◆ TASK ITEM ◆
Exactly the lines from the opening of the records through the line containing "0.00 | -8.21 |" should be copied, with both included.

◆ ◆ ◆ ◆ ◆ ◆ ◆

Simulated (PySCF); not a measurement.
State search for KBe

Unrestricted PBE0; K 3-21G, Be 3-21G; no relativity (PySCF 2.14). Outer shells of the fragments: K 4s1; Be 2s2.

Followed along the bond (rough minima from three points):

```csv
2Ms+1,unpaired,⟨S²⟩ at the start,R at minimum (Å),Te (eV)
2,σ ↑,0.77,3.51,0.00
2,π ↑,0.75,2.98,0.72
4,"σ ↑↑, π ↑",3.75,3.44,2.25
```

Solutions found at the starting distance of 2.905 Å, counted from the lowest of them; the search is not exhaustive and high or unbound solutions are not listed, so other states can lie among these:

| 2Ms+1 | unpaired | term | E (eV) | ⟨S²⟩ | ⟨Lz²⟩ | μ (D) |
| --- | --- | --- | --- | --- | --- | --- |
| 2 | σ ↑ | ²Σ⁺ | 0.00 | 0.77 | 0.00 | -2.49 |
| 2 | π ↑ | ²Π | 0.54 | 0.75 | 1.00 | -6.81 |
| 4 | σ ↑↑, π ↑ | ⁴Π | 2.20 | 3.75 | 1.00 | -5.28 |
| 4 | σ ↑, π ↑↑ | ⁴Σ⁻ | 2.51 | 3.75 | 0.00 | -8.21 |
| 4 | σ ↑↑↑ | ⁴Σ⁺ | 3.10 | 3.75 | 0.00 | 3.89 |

◆ ◆ ◆ ◆ ◆ ◆ ◆

◆ EXERCISE SOLUTION ◆
Simulated (PySCF); not a measurement.
State search for KBe

Unrestricted PBE0; K 3-21G, Be 3-21G; no relativity (PySCF 2.14). Outer shells of the fragments: K 4s1; Be 2s2.

Followed along the bond (rough minima from three points):

```csv
2Ms+1,unpaired,⟨S²⟩ at the start,R at minimum (Å),Te (eV)
2,σ ↑,0.77,3.51,0.00
2,π ↑,0.75,2.98,0.72
4,"σ ↑↑, π ↑",3.75,3.44,2.25
```

Solutions found at the starting distance of 2.905 Å, counted from the lowest of them; the search is not exhaustive and high or unbound solutions are not listed, so other states can lie among these:

| 2Ms+1 | unpaired | term | E (eV) | ⟨S²⟩ | ⟨Lz²⟩ | μ (D) |
| --- | --- | --- | --- | --- | --- | --- |
| 2 | σ ↑ | ²Σ⁺ | 0.00 | 0.77 | 0.00 | -2.49 |
| 2 | π ↑ | ²Π | 0.54 | 0.75 | 1.00 | -6.81 |
| 4 | σ ↑↑, π ↑ | ⁴Π | 2.20 | 3.75 | 1.00 | -5.28 |
| 4 | σ ↑, π ↑↑ | ⁴Σ⁻ | 2.51 | 3.75 | 0.00 | -8.21 |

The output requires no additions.